Activity: Should any entry seem unclear, still set it down exactly as given, along with all the others.

Supplied records:
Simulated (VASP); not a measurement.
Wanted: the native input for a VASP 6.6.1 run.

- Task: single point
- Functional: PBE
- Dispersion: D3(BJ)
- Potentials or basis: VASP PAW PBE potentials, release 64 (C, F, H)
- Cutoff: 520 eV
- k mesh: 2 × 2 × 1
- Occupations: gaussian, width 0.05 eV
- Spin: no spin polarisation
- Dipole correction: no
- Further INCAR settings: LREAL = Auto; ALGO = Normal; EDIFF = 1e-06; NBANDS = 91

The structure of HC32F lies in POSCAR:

Exercise solution:
Simulated (VASP); not a measurement.
Wanted: the native input for a VASP 6.6.1 run.

- Task: single point
- Functional: PBE
- Dispersion: D3(BJ)
- Potentials or basis: VASP PAW PBE potentials, release 64 (C, F, H)
- Cutoff: 520 eV
- k mesh: 2 × 2 × 1
- Occupations: gaussian, width 0.05 eV
- Spin: no spin polarisation
- Dipole correction: no
- Further INCAR settings: LREAL = Auto; ALGO = Normal; EDIFF = 1e-06; NBANDS = 91

The structure of HC32F lies in POSCAR:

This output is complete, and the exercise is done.